WORK INSTRUCTION
Quote the entries that follow exactly, leaving none out.

[Start of Attachment]

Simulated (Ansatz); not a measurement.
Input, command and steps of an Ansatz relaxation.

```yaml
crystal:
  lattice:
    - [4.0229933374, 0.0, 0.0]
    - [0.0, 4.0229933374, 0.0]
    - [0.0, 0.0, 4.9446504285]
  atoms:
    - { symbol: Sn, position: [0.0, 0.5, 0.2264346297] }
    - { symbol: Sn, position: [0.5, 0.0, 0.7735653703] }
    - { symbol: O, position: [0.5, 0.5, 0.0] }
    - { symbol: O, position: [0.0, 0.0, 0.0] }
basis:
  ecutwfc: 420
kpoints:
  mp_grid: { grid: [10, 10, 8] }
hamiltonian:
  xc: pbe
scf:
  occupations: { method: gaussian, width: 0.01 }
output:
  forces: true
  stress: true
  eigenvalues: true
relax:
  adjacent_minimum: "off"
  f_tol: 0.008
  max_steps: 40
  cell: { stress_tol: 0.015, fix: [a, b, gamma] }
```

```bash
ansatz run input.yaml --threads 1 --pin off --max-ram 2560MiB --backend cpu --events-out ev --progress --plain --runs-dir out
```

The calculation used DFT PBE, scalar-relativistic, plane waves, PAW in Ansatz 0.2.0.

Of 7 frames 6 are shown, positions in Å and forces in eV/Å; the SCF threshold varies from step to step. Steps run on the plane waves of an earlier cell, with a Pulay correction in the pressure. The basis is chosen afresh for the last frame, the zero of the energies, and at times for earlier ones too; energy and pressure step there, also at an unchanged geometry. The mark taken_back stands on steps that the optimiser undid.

[End of Attachment]

EXPECTED ANSWER
Simulated (Ansatz); not a measurement.
Input, command and steps of an Ansatz relaxation.

```yaml
crystal:
  lattice:
    - [4.0229933374, 0.0, 0.0]
    - [0.0, 4.0229933374, 0.0]
    - [0.0, 0.0, 4.9446504285]
  atoms:
    - { symbol: Sn, position: [0.0, 0.5, 0.2264346297] }
    - { symbol: Sn, position: [0.5, 0.0, 0.7735653703] }
    - { symbol: O, position: [0.5, 0.5, 0.0] }
    - { symbol: O, position: [0.0, 0.0, 0.0] }
basis:
  ecutwfc: 420
kpoints:
  mp_grid: { grid: [10, 10, 8] }
hamiltonian:
  xc: pbe
scf:
  occupations: { method: gaussian, width: 0.01 }
output:
  forces: true
  stress: true
  eigenvalues: true
relax:
  adjacent_minimum: "off"
  f_tol: 0.008
  max_steps: 40
  cell: { stress_tol: 0.015, fix: [a, b, gamma] }
```

```bash
ansatz run input.yaml --threads 1 --pin off --max-ram 2560MiB --backend cpu --events-out ev --progress --plain --runs-dir out
```

The calculation used DFT PBE, scalar-relativistic, plane waves, PAW in Ansatz 0.2.0.

Of 7 frames 6 are shown, positions in Å and forces in eV/Å; the SCF threshold varies from step to step. Steps run on the plane waves of an earlier cell, with a Pulay correction in the pressure. The basis is chosen afresh for the last frame, the zero of the energies, and at times for earlier ones too; energy and pressure step there, also at an unchanged geometry. The mark taken_back stands on steps that the optimiser undid.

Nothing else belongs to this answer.